» **Work order**: Take the data below and copy exactly the lines starting at the one with "Fig. 1: The" and finishing at the one with "The geometry comes", both included.

» **Data extracts**:
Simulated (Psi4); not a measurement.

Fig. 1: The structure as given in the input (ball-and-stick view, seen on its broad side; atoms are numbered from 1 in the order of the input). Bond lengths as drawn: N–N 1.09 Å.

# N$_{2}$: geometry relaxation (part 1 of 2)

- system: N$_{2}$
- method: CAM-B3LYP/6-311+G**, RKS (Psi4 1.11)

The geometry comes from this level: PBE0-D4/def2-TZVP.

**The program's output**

» **Answer section**:
Fig. 1: The structure as given in the input (ball-and-stick view, seen on its broad side; atoms are numbered from 1 in the order of the input). Bond lengths as drawn: N–N 1.09 Å.

# N$_{2}$: geometry relaxation (part 1 of 2)

- system: N$_{2}$
- method: CAM-B3LYP/6-311+G**, RKS (Psi4 1.11)

The geometry comes from this level: PBE0-D4/def2-TZVP.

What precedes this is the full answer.